• [Work order]:
Beginning with the very first line, please reproduce the entries exactly through the line containing "-0.0009 | -0.0688 |".

• [Data extracts]:
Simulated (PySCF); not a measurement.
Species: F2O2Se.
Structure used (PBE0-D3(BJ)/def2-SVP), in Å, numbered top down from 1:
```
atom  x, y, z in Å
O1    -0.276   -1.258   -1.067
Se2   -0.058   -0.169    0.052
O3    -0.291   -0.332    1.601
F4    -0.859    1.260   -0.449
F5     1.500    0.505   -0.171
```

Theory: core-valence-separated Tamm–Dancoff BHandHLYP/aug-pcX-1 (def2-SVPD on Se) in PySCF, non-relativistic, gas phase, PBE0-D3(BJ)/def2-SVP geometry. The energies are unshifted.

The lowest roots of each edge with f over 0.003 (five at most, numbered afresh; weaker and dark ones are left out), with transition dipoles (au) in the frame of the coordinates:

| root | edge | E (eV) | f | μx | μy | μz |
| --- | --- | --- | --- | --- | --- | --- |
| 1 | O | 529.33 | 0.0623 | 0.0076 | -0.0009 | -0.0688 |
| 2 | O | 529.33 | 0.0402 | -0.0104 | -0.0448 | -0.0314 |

• [Written response]:
Simulated (PySCF); not a measurement.
Species: F2O2Se.
Structure used (PBE0-D3(BJ)/def2-SVP), in Å, numbered top down from 1:
```
atom  x, y, z in Å
O1    -0.276   -1.258   -1.067
Se2   -0.058   -0.169    0.052
O3    -0.291   -0.332    1.601
F4    -0.859    1.260   -0.449
F5     1.500    0.505   -0.171
```

Theory: core-valence-separated Tamm–Dancoff BHandHLYP/aug-pcX-1 (def2-SVPD on Se) in PySCF, non-relativistic, gas phase, PBE0-D3(BJ)/def2-SVP geometry. The energies are unshifted.

The lowest roots of each edge with f over 0.003 (five at most, numbered afresh; weaker and dark ones are left out), with transition dipoles (au) in the frame of the coordinates:

| root | edge | E (eV) | f | μx | μy | μz |
| --- | --- | --- | --- | --- | --- | --- |
| 1 | O | 529.33 | 0.0623 | 0.0076 | -0.0009 | -0.0688 |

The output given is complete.